BRIEF: Please reproduce each line of the data below as it stands.

DATA SUPPLIED:
•••••

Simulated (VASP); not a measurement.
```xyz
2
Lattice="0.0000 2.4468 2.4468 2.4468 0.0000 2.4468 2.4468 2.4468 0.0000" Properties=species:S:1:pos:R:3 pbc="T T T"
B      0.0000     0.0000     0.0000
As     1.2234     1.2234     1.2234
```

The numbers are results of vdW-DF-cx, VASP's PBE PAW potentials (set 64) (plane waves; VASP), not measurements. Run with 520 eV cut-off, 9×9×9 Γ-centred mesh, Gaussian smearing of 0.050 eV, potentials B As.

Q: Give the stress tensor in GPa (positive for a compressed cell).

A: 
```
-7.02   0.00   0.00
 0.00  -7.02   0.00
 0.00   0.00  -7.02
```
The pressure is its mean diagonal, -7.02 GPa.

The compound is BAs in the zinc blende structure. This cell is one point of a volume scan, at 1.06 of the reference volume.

•••••

EXERCISE OUTPUT:
Simulated (VASP); not a measurement.
```xyz
2
Lattice="0.0000 2.4468 2.4468 2.4468 0.0000 2.4468 2.4468 2.4468 0.0000" Properties=species:S:1:pos:R:3 pbc="T T T"
B      0.0000     0.0000     0.0000
As     1.2234     1.2234     1.2234
```

The numbers are results of vdW-DF-cx, VASP's PBE PAW potentials (set 64) (plane waves; VASP), not measurements. Run with 520 eV cut-off, 9×9×9 Γ-centred mesh, Gaussian smearing of 0.050 eV, potentials B As.

Q: Give the stress tensor in GPa (positive for a compressed cell).

A: 
```
-7.02   0.00   0.00
 0.00  -7.02   0.00
 0.00   0.00  -7.02
```
The pressure is its mean diagonal, -7.02 GPa.

The compound is BAs in the zinc blende structure. This cell is one point of a volume scan, at 1.06 of the reference volume.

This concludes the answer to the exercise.